☆ ☆ ☆ ☆ ☆ ☆ ☆

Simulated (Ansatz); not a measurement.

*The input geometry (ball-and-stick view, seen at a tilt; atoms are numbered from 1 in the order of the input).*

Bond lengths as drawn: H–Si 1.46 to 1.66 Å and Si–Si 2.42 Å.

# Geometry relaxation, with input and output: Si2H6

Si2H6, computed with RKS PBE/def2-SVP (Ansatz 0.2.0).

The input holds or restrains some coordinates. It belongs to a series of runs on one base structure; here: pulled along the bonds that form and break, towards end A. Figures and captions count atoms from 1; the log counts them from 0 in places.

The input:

☆ ☆ ☆ ☆ ☆ ☆ ☆

**Action item**
Quote the records above from their first line through the line containing "The input holds", both ends included.

**Exercise result**
Simulated (Ansatz); not a measurement.

*The input geometry (ball-and-stick view, seen at a tilt; atoms are numbered from 1 in the order of the input).*

Bond lengths as drawn: H–Si 1.46 to 1.66 Å and Si–Si 2.42 Å.

# Geometry relaxation, with input and output: Si2H6

Si2H6, computed with RKS PBE/def2-SVP (Ansatz 0.2.0).

The input holds or restrains some coordinates. It belongs to a series of runs on one base structure; here: pulled along the bonds that form and break, towards end A. Figures and captions count atoms from 1; the log counts them from 0 in places.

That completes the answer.